Task item: Each record is to be transcribed exactly.

++++ Given information ++++
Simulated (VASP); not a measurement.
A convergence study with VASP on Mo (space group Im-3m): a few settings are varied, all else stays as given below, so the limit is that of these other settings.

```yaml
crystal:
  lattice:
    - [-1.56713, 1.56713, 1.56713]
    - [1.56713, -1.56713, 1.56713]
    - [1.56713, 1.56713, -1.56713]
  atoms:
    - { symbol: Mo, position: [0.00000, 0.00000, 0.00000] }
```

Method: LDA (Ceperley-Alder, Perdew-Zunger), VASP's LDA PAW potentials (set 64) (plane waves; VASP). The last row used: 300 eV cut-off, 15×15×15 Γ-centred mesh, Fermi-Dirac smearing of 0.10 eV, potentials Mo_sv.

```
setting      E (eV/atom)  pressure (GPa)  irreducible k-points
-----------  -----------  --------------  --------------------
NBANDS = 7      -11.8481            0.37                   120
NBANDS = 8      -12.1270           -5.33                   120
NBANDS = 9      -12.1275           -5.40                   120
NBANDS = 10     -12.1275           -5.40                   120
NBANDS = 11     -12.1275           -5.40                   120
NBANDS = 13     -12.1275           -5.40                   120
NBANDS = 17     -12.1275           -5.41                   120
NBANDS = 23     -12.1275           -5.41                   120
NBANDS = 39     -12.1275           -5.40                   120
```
++++

Worked solution:
Simulated (VASP); not a measurement.
A convergence study with VASP on Mo (space group Im-3m): a few settings are varied, all else stays as given below, so the limit is that of these other settings.

```yaml
crystal:
  lattice:
    - [-1.56713, 1.56713, 1.56713]
    - [1.56713, -1.56713, 1.56713]
    - [1.56713, 1.56713, -1.56713]
  atoms:
    - { symbol: Mo, position: [0.00000, 0.00000, 0.00000] }
```

Method: LDA (Ceperley-Alder, Perdew-Zunger), VASP's LDA PAW potentials (set 64) (plane waves; VASP). The last row used: 300 eV cut-off, 15×15×15 Γ-centred mesh, Fermi-Dirac smearing of 0.10 eV, potentials Mo_sv.

```
setting      E (eV/atom)  pressure (GPa)  irreducible k-points
-----------  -----------  --------------  --------------------
NBANDS = 7      -11.8481            0.37                   120
NBANDS = 8      -12.1270           -5.33                   120
NBANDS = 9      -12.1275           -5.40                   120
NBANDS = 10     -12.1275           -5.40                   120
NBANDS = 11     -12.1275           -5.40                   120
NBANDS = 13     -12.1275           -5.40                   120
NBANDS = 17     -12.1275           -5.41                   120
NBANDS = 23     -12.1275           -5.41                   120
NBANDS = 39     -12.1275           -5.40                   120
```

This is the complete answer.